===============

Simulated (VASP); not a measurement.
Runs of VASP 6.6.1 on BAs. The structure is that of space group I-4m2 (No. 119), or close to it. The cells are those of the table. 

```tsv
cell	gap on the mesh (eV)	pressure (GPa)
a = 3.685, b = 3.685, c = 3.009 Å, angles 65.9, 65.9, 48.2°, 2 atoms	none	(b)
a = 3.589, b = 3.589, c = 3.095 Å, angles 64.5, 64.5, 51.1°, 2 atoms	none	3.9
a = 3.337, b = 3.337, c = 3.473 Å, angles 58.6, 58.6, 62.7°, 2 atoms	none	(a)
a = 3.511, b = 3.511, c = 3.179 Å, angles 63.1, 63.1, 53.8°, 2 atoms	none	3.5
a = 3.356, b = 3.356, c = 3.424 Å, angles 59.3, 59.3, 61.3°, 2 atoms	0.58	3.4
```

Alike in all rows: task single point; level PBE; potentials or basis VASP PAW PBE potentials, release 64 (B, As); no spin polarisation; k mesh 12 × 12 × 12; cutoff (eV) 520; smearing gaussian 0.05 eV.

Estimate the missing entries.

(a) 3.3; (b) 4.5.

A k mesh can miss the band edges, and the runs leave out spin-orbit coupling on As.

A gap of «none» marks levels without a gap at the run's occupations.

===============

Task item —
Go back to the start of the listing above. Reproduce each line exactly, ending with the line that contains "A k mesh can".

Answer area —
Simulated (VASP); not a measurement.
Runs of VASP 6.6.1 on BAs. The structure is that of space group I-4m2 (No. 119), or close to it. The cells are those of the table. 

```tsv
cell	gap on the mesh (eV)	pressure (GPa)
a = 3.685, b = 3.685, c = 3.009 Å, angles 65.9, 65.9, 48.2°, 2 atoms	none	(b)
a = 3.589, b = 3.589, c = 3.095 Å, angles 64.5, 64.5, 51.1°, 2 atoms	none	3.9
a = 3.337, b = 3.337, c = 3.473 Å, angles 58.6, 58.6, 62.7°, 2 atoms	none	(a)
a = 3.511, b = 3.511, c = 3.179 Å, angles 63.1, 63.1, 53.8°, 2 atoms	none	3.5
a = 3.356, b = 3.356, c = 3.424 Å, angles 59.3, 59.3, 61.3°, 2 atoms	0.58	3.4
```

Alike in all rows: task single point; level PBE; potentials or basis VASP PAW PBE potentials, release 64 (B, As); no spin polarisation; k mesh 12 × 12 × 12; cutoff (eV) 520; smearing gaussian 0.05 eV.

Estimate the missing entries.

(a) 3.3; (b) 4.5.

A k mesh can miss the band edges, and the runs leave out spin-orbit coupling on As.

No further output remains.